**ASSIGNMENT**: The lines from the top of the listing through the one containing "An exercise on" are to be retyped exactly, with no other lines.

= Beginning of Section =
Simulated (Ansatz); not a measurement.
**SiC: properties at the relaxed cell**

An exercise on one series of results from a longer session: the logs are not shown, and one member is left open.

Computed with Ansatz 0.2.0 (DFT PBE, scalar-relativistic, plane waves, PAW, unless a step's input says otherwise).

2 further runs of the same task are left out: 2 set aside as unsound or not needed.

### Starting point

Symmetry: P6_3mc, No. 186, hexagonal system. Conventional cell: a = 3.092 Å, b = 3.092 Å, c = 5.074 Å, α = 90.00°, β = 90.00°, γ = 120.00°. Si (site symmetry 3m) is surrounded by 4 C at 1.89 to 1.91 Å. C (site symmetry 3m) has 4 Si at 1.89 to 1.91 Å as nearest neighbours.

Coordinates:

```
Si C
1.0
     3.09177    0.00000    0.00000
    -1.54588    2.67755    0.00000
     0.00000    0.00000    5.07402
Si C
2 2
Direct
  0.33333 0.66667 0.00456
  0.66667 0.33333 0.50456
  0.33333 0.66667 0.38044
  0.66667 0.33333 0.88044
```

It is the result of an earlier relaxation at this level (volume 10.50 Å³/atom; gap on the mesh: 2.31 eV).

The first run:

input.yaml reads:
= End of Section =

**EXPECTED ANSWER**:
Simulated (Ansatz); not a measurement.
**SiC: properties at the relaxed cell**

An exercise on one series of results from a longer session: the logs are not shown, and one member is left open.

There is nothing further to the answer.